Data for review>
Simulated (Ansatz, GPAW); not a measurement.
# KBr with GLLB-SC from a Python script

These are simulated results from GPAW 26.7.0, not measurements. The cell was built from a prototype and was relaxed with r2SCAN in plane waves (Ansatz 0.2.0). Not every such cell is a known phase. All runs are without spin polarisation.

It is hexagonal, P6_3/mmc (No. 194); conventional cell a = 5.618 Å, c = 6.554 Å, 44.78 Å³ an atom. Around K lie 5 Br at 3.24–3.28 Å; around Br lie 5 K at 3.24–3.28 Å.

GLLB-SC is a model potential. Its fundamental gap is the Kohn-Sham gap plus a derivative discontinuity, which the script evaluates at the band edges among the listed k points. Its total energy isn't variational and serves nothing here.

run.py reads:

Activity> Using the material above, output each line exactly as it appears.

Exercise response>
Simulated (Ansatz, GPAW); not a measurement.
# KBr with GLLB-SC from a Python script

These are simulated results from GPAW 26.7.0, not measurements. The cell was built from a prototype and was relaxed with r2SCAN in plane waves (Ansatz 0.2.0). Not every such cell is a known phase. All runs are without spin polarisation.

It is hexagonal, P6_3/mmc (No. 194); conventional cell a = 5.618 Å, c = 6.554 Å, 44.78 Å³ an atom. Around K lie 5 Br at 3.24–3.28 Å; around Br lie 5 K at 3.24–3.28 Å.

GLLB-SC is a model potential. Its fundamental gap is the Kohn-Sham gap plus a derivative discontinuity, which the script evaluates at the band edges among the listed k points. Its total energy isn't variational and serves nothing here.

run.py reads:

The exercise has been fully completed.